*** Supplied data Section Begins ***

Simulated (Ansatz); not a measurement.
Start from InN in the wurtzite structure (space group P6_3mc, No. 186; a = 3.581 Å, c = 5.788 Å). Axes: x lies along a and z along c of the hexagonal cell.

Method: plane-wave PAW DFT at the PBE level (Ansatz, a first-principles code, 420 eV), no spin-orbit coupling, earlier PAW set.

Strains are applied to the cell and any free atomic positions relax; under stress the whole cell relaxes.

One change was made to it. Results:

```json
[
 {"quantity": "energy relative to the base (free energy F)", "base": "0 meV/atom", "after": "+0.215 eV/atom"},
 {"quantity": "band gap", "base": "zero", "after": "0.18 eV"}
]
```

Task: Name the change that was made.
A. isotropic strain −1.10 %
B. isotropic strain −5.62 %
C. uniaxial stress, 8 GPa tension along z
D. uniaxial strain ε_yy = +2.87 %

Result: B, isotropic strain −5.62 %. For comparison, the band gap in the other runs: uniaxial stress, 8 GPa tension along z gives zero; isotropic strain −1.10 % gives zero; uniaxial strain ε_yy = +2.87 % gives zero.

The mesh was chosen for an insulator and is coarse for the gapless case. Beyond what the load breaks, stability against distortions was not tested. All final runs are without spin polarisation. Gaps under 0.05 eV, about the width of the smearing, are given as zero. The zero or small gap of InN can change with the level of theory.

*** Supplied data Section Ends ***

Repeat all of the records, letter for letter.

Simulated (Ansatz); not a measurement.
Start from InN in the wurtzite structure (space group P6_3mc, No. 186; a = 3.581 Å, c = 5.788 Å). Axes: x lies along a and z along c of the hexagonal cell.

Method: plane-wave PAW DFT at the PBE level (Ansatz, a first-principles code, 420 eV), no spin-orbit coupling, earlier PAW set.

Strains are applied to the cell and any free atomic positions relax; under stress the whole cell relaxes.

One change was made to it. Results:

```json
[
 {"quantity": "energy relative to the base (free energy F)", "base": "0 meV/atom", "after": "+0.215 eV/atom"},
 {"quantity": "band gap", "base": "zero", "after": "0.18 eV"}
]
```

Task: Name the change that was made.
A. isotropic strain −1.10 %
B. isotropic strain −5.62 %
C. uniaxial stress, 8 GPa tension along z
D. uniaxial strain ε_yy = +2.87 %

Result: B, isotropic strain −5.62 %. For comparison, the band gap in the other runs: uniaxial stress, 8 GPa tension along z gives zero; isotropic strain −1.10 % gives zero; uniaxial strain ε_yy = +2.87 % gives zero.

The mesh was chosen for an insulator and is coarse for the gapless case. Beyond what the load breaks, stability against distortions was not tested. All final runs are without spin polarisation. Gaps under 0.05 eV, about the width of the smearing, are given as zero. The zero or small gap of InN can change with the level of theory.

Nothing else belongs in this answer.